[GIVEN INFORMATION Boundary: Start]

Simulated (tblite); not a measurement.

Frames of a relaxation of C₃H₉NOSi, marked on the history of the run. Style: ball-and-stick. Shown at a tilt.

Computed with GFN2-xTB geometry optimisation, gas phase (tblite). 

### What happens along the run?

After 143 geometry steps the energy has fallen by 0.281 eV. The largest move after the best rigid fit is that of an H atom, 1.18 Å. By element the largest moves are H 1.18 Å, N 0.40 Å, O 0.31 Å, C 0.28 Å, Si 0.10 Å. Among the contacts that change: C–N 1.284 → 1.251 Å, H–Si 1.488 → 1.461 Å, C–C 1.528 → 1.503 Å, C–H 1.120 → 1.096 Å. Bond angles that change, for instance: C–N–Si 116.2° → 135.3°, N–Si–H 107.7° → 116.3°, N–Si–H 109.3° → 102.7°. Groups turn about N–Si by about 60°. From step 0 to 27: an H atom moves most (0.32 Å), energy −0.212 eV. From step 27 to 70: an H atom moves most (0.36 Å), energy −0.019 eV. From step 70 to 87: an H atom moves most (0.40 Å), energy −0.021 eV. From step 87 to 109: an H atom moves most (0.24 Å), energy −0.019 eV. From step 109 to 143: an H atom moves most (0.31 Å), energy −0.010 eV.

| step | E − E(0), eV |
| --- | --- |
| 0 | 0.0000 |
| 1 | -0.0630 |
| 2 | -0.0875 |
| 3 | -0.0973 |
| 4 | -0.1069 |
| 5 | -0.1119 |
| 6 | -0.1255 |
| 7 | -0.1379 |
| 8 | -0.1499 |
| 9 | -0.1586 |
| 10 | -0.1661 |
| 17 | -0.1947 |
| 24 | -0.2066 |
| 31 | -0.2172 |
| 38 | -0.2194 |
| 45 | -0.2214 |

[GIVEN INFORMATION Boundary: End]

# REQUIRED ACTION
Please write out the whole listing once more, exactly.

# PROBLEM SOLUTION
Simulated (tblite); not a measurement.

Frames of a relaxation of C₃H₉NOSi, marked on the history of the run. Style: ball-and-stick. Shown at a tilt.

Computed with GFN2-xTB geometry optimisation, gas phase (tblite). 

### What happens along the run?

After 143 geometry steps the energy has fallen by 0.281 eV. The largest move after the best rigid fit is that of an H atom, 1.18 Å. By element the largest moves are H 1.18 Å, N 0.40 Å, O 0.31 Å, C 0.28 Å, Si 0.10 Å. Among the contacts that change: C–N 1.284 → 1.251 Å, H–Si 1.488 → 1.461 Å, C–C 1.528 → 1.503 Å, C–H 1.120 → 1.096 Å. Bond angles that change, for instance: C–N–Si 116.2° → 135.3°, N–Si–H 107.7° → 116.3°, N–Si–H 109.3° → 102.7°. Groups turn about N–Si by about 60°. From step 0 to 27: an H atom moves most (0.32 Å), energy −0.212 eV. From step 27 to 70: an H atom moves most (0.36 Å), energy −0.019 eV. From step 70 to 87: an H atom moves most (0.40 Å), energy −0.021 eV. From step 87 to 109: an H atom moves most (0.24 Å), energy −0.019 eV. From step 109 to 143: an H atom moves most (0.31 Å), energy −0.010 eV.

| step | E − E(0), eV |
| --- | --- |
| 0 | 0.0000 |
| 1 | -0.0630 |
| 2 | -0.0875 |
| 3 | -0.0973 |
| 4 | -0.1069 |
| 5 | -0.1119 |
| 6 | -0.1255 |
| 7 | -0.1379 |
| 8 | -0.1499 |
| 9 | -0.1586 |
| 10 | -0.1661 |
| 17 | -0.1947 |
| 24 | -0.2066 |
| 31 | -0.2172 |
| 38 | -0.2194 |
| 45 | -0.2214 |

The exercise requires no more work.